### Exercise
Exactly as written, copy the lines that run from the start of the data below to the line containing "The first step", both ends included.

Data for review: Begin

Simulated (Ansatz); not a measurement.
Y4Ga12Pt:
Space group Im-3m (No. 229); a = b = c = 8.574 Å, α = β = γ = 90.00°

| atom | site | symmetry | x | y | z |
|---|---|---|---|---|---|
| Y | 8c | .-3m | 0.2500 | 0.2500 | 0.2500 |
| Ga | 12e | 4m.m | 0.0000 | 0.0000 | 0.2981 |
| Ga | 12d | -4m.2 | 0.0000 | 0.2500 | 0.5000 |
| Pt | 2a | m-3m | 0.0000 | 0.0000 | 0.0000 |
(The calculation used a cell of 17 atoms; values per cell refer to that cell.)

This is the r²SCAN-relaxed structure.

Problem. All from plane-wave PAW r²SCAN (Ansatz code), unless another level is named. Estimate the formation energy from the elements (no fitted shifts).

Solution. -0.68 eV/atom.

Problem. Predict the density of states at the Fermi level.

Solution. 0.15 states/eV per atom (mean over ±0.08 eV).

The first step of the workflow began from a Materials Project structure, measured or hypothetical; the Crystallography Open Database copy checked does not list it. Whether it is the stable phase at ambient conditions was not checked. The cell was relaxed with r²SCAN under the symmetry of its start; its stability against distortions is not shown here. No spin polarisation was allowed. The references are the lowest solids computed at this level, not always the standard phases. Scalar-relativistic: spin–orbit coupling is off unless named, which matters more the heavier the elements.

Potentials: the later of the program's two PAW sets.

Data for review: End

### Written answer
Simulated (Ansatz); not a measurement.
Y4Ga12Pt:
Space group Im-3m (No. 229); a = b = c = 8.574 Å, α = β = γ = 90.00°

| atom | site | symmetry | x | y | z |
|---|---|---|---|---|---|
| Y | 8c | .-3m | 0.2500 | 0.2500 | 0.2500 |
| Ga | 12e | 4m.m | 0.0000 | 0.0000 | 0.2981 |
| Ga | 12d | -4m.2 | 0.0000 | 0.2500 | 0.5000 |
| Pt | 2a | m-3m | 0.0000 | 0.0000 | 0.0000 |
(The calculation used a cell of 17 atoms; values per cell refer to that cell.)

This is the r²SCAN-relaxed structure.

Problem. All from plane-wave PAW r²SCAN (Ansatz code), unless another level is named. Estimate the formation energy from the elements (no fitted shifts).

Solution. -0.68 eV/atom.

Problem. Predict the density of states at the Fermi level.

Solution. 0.15 states/eV per atom (mean over ±0.08 eV).

The first step of the workflow began from a Materials Project structure, measured or hypothetical; the Crystallography Open Database copy checked does not list it. Whether it is the stable phase at ambient conditions was not checked. The cell was relaxed with r²SCAN under the symmetry of its start; its stability against distortions is not shown here. No spin polarisation was allowed. The references are the lowest solids computed at this level, not always the standard phases. Scalar-relativistic: spin–orbit coupling is off unless named, which matters more the heavier the elements.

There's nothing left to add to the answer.